§ **WORK ORDER**
Give back the full listing exactly as it appears below.

§ **INFORMATION**
----------
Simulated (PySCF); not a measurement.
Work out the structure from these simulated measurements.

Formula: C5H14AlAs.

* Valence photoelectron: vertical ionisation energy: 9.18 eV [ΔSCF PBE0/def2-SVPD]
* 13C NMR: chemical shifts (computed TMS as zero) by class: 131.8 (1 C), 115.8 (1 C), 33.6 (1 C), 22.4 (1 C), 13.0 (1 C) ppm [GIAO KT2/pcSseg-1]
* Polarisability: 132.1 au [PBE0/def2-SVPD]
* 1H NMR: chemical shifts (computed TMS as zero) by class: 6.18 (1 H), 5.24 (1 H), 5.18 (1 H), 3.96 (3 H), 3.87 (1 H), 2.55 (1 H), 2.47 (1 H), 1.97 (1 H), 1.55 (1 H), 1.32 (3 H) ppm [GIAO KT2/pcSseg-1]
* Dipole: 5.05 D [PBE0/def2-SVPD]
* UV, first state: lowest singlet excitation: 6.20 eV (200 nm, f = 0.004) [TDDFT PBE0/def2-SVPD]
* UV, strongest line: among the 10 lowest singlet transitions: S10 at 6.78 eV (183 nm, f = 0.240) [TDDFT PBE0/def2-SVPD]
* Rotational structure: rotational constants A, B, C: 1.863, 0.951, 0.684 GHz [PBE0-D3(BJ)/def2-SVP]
----------

§ **RESULT**
Simulated (PySCF); not a measurement.
Work out the structure from these simulated measurements.

Formula: C5H14AlAs.

* Valence photoelectron: vertical ionisation energy: 9.18 eV [ΔSCF PBE0/def2-SVPD]
* 13C NMR: chemical shifts (computed TMS as zero) by class: 131.8 (1 C), 115.8 (1 C), 33.6 (1 C), 22.4 (1 C), 13.0 (1 C) ppm [GIAO KT2/pcSseg-1]
* Polarisability: 132.1 au [PBE0/def2-SVPD]
* 1H NMR: chemical shifts (computed TMS as zero) by class: 6.18 (1 H), 5.24 (1 H), 5.18 (1 H), 3.96 (3 H), 3.87 (1 H), 2.55 (1 H), 2.47 (1 H), 1.97 (1 H), 1.55 (1 H), 1.32 (3 H) ppm [GIAO KT2/pcSseg-1]
* Dipole: 5.05 D [PBE0/def2-SVPD]
* UV, first state: lowest singlet excitation: 6.20 eV (200 nm, f = 0.004) [TDDFT PBE0/def2-SVPD]
* UV, strongest line: among the 10 lowest singlet transitions: S10 at 6.78 eV (183 nm, f = 0.240) [TDDFT PBE0/def2-SVPD]
* Rotational structure: rotational constants A, B, C: 1.863, 0.951, 0.684 GHz [PBE0-D3(BJ)/def2-SVP]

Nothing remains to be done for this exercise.